• _PROVIDED MATERIAL_:
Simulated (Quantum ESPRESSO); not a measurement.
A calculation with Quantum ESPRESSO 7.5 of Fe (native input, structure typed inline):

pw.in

• _WORK ITEM_: Every record must appear in the answer exactly as written.

• _YOUR RESPONSE_:
Simulated (Quantum ESPRESSO); not a measurement.
A calculation with Quantum ESPRESSO 7.5 of Fe (native input, structure typed inline):

pw.in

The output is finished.